EXTRACTED INFORMATION section start

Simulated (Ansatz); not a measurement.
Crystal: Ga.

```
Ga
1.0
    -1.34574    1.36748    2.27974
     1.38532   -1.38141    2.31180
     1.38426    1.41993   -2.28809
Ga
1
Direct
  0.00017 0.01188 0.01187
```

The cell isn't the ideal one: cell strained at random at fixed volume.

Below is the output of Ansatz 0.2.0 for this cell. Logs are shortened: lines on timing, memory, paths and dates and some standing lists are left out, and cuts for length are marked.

EXTRACTED INFORMATION section end

From the opening line of the data above through the line that contains "The cell isn't", please print each line as it stands and only those lines.

Simulated (Ansatz); not a measurement.
Crystal: Ga.

```
Ga
1.0
    -1.34574    1.36748    2.27974
     1.38532   -1.38141    2.31180
     1.38426    1.41993   -2.28809
Ga
1
Direct
  0.00017 0.01188 0.01187
```

The cell isn't the ideal one: cell strained at random at fixed volume.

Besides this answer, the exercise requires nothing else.